■ **Record set**
____________
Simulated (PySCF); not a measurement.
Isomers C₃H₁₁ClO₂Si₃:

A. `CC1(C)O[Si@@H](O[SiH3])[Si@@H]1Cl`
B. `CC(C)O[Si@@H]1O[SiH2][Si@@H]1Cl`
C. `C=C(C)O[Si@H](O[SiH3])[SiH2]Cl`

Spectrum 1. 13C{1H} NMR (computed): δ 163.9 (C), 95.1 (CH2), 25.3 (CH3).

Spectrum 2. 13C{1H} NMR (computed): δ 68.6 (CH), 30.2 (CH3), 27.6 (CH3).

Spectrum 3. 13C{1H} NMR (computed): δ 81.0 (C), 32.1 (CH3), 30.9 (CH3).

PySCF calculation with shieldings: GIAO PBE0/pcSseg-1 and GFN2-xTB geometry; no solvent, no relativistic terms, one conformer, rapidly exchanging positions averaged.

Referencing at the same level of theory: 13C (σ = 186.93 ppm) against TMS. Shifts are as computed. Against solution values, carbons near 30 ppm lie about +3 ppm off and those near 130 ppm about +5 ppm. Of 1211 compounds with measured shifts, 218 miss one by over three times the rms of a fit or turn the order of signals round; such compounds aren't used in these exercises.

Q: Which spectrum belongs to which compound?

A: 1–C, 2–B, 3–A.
____________

■ **Work order**
After reading the data, retype all of it exactly as it reads.

■ **Exercise answer**
Simulated (PySCF); not a measurement.
Isomers C₃H₁₁ClO₂Si₃:

A. `CC1(C)O[Si@@H](O[SiH3])[Si@@H]1Cl`
B. `CC(C)O[Si@@H]1O[SiH2][Si@@H]1Cl`
C. `C=C(C)O[Si@H](O[SiH3])[SiH2]Cl`

Spectrum 1. 13C{1H} NMR (computed): δ 163.9 (C), 95.1 (CH2), 25.3 (CH3).

Spectrum 2. 13C{1H} NMR (computed): δ 68.6 (CH), 30.2 (CH3), 27.6 (CH3).

Spectrum 3. 13C{1H} NMR (computed): δ 81.0 (C), 32.1 (CH3), 30.9 (CH3).

PySCF calculation with shieldings: GIAO PBE0/pcSseg-1 and GFN2-xTB geometry; no solvent, no relativistic terms, one conformer, rapidly exchanging positions averaged.

Referencing at the same level of theory: 13C (σ = 186.93 ppm) against TMS. Shifts are as computed. Against solution values, carbons near 30 ppm lie about +3 ppm off and those near 130 ppm about +5 ppm. Of 1211 compounds with measured shifts, 218 miss one by over three times the rms of a fit or turn the order of signals round; such compounds aren't used in these exercises.

Q: Which spectrum belongs to which compound?

A: 1–C, 2–B, 3–A.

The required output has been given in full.